Print the records below from the first line through the line containing "Which effective nuclear", both included, word for word.

[Start of section]
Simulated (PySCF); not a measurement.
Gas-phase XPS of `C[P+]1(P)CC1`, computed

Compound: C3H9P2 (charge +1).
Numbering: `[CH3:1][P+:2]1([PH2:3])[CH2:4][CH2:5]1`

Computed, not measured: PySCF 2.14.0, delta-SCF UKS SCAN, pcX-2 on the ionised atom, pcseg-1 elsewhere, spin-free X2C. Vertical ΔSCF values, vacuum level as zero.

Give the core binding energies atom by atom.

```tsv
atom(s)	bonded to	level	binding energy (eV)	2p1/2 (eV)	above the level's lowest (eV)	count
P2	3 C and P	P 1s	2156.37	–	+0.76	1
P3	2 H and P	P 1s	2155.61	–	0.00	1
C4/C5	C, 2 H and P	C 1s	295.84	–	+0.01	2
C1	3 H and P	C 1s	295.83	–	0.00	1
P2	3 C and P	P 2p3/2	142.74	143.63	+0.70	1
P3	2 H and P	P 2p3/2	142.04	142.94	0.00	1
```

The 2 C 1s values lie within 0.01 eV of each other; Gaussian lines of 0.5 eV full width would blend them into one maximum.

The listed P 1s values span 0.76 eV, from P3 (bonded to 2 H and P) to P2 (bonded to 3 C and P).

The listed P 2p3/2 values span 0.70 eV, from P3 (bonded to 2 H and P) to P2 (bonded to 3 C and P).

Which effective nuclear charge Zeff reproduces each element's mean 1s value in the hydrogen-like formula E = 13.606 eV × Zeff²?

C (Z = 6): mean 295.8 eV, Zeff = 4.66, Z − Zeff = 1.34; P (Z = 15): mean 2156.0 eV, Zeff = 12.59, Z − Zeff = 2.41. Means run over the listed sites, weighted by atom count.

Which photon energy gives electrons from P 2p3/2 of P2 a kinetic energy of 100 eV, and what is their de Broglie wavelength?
[End of section]

- **Exercise output**:
Simulated (PySCF); not a measurement.
Gas-phase XPS of `C[P+]1(P)CC1`, computed

Compound: C3H9P2 (charge +1).
Numbering: `[CH3:1][P+:2]1([PH2:3])[CH2:4][CH2:5]1`

Computed, not measured: PySCF 2.14.0, delta-SCF UKS SCAN, pcX-2 on the ionised atom, pcseg-1 elsewhere, spin-free X2C. Vertical ΔSCF values, vacuum level as zero.

Give the core binding energies atom by atom.

```tsv
atom(s)	bonded to	level	binding energy (eV)	2p1/2 (eV)	above the level's lowest (eV)	count
P2	3 C and P	P 1s	2156.37	–	+0.76	1
P3	2 H and P	P 1s	2155.61	–	0.00	1
C4/C5	C, 2 H and P	C 1s	295.84	–	+0.01	2
C1	3 H and P	C 1s	295.83	–	0.00	1
P2	3 C and P	P 2p3/2	142.74	143.63	+0.70	1
P3	2 H and P	P 2p3/2	142.04	142.94	0.00	1
```

The 2 C 1s values lie within 0.01 eV of each other; Gaussian lines of 0.5 eV full width would blend them into one maximum.

The listed P 1s values span 0.76 eV, from P3 (bonded to 2 H and P) to P2 (bonded to 3 C and P).

The listed P 2p3/2 values span 0.70 eV, from P3 (bonded to 2 H and P) to P2 (bonded to 3 C and P).

Which effective nuclear charge Zeff reproduces each element's mean 1s value in the hydrogen-like formula E = 13.606 eV × Zeff²?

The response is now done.